» EXTRACTED INFORMATION:
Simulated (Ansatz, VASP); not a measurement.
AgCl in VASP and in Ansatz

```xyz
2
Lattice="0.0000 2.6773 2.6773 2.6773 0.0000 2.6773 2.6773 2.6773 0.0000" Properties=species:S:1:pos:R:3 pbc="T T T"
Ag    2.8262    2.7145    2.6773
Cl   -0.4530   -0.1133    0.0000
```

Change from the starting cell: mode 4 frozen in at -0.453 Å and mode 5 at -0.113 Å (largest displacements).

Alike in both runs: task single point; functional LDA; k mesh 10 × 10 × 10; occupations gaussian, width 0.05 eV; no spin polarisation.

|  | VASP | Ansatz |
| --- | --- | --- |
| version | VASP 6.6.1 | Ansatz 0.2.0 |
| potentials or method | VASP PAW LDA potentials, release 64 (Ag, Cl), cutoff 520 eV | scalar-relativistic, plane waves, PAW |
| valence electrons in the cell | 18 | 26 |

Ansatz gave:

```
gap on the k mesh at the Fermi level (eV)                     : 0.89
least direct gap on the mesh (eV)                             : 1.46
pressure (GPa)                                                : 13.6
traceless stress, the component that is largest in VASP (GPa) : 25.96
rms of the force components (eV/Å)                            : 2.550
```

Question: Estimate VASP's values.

» REQUIREMENT: From the material above, retype precisely the lines between the line holding "Change from the" and the line holding "Alike in both", inclusive, and nothing beyond them.

» TASK SOLUTION:
Change from the starting cell: mode 4 frozen in at -0.453 Å and mode 5 at -0.113 Å (largest displacements).

Alike in both runs: task single point; functional LDA; k mesh 10 × 10 × 10; occupations gaussian, width 0.05 eV; no spin polarisation.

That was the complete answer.